§ Assigned task:
Return, exactly as written, every line from the first line of the data below through the line that contains "E_coh = [1 ×".

§ Entries shown:
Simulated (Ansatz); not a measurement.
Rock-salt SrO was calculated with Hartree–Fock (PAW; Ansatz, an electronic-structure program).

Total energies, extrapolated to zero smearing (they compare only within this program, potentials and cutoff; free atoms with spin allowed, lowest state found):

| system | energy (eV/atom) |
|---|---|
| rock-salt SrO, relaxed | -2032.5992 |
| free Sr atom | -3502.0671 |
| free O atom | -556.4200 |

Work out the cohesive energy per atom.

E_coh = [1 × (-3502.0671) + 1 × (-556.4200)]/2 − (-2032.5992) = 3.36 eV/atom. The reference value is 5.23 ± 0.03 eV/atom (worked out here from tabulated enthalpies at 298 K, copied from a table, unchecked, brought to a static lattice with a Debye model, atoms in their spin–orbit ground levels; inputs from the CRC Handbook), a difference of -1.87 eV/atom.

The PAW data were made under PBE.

§ Answer box:
Simulated (Ansatz); not a measurement.
Rock-salt SrO was calculated with Hartree–Fock (PAW; Ansatz, an electronic-structure program).

Total energies, extrapolated to zero smearing (they compare only within this program, potentials and cutoff; free atoms with spin allowed, lowest state found):

| system | energy (eV/atom) |
|---|---|
| rock-salt SrO, relaxed | -2032.5992 |
| free Sr atom | -3502.0671 |
| free O atom | -556.4200 |

Work out the cohesive energy per atom.

E_coh = [1 × (-3502.0671) + 1 × (-556.4200)]/2 − (-2032.5992) = 3.36 eV/atom. The reference value is 5.23 ± 0.03 eV/atom (worked out here from tabulated enthalpies at 298 K, copied from a table, unchecked, brought to a static lattice with a Debye model, atoms in their spin–orbit ground levels; inputs from the CRC Handbook), a difference of -1.87 eV/atom.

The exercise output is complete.